------------------------------------
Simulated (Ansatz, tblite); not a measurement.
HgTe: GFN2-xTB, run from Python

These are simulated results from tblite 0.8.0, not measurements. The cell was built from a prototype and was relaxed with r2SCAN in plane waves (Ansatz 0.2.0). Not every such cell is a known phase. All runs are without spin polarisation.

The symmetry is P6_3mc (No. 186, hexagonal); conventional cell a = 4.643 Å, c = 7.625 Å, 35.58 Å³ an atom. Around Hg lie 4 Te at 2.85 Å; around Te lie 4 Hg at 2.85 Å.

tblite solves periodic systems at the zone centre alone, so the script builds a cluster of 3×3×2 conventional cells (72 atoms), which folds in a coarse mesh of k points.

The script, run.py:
------------------------------------

→ WORK INSTRUCTION
Each line of the listing should be reproduced without any alteration.

→ ANSWER SECTION
Simulated (Ansatz, tblite); not a measurement.
HgTe: GFN2-xTB, run from Python

These are simulated results from tblite 0.8.0, not measurements. The cell was built from a prototype and was relaxed with r2SCAN in plane waves (Ansatz 0.2.0). Not every such cell is a known phase. All runs are without spin polarisation.

The symmetry is P6_3mc (No. 186, hexagonal); conventional cell a = 4.643 Å, c = 7.625 Å, 35.58 Å³ an atom. Around Hg lie 4 Te at 2.85 Å; around Te lie 4 Hg at 2.85 Å.

tblite solves periodic systems at the zone centre alone, so the script builds a cluster of 3×3×2 conventional cells (72 atoms), which folds in a coarse mesh of k points.

The script, run.py:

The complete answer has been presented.